> [Exercise]
Top to bottom, every record is to be copied word for word.

..............................
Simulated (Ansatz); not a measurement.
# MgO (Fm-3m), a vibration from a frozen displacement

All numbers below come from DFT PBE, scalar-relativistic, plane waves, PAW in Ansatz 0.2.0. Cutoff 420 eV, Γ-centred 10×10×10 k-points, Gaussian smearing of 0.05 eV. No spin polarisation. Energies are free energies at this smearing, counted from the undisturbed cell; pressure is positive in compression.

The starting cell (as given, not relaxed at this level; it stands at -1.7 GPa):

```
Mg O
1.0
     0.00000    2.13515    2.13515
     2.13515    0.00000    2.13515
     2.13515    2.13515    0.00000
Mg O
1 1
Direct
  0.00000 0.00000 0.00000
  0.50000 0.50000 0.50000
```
..............................

> [Answer box]
Simulated (Ansatz); not a measurement.
# MgO (Fm-3m), a vibration from a frozen displacement

All numbers below come from DFT PBE, scalar-relativistic, plane waves, PAW in Ansatz 0.2.0. Cutoff 420 eV, Γ-centred 10×10×10 k-points, Gaussian smearing of 0.05 eV. No spin polarisation. Energies are free energies at this smearing, counted from the undisturbed cell; pressure is positive in compression.

The starting cell (as given, not relaxed at this level; it stands at -1.7 GPa):

```
Mg O
1.0
     0.00000    2.13515    2.13515
     2.13515    0.00000    2.13515
     2.13515    2.13515    0.00000
Mg O
1 1
Direct
  0.00000 0.00000 0.00000
  0.50000 0.50000 0.50000
```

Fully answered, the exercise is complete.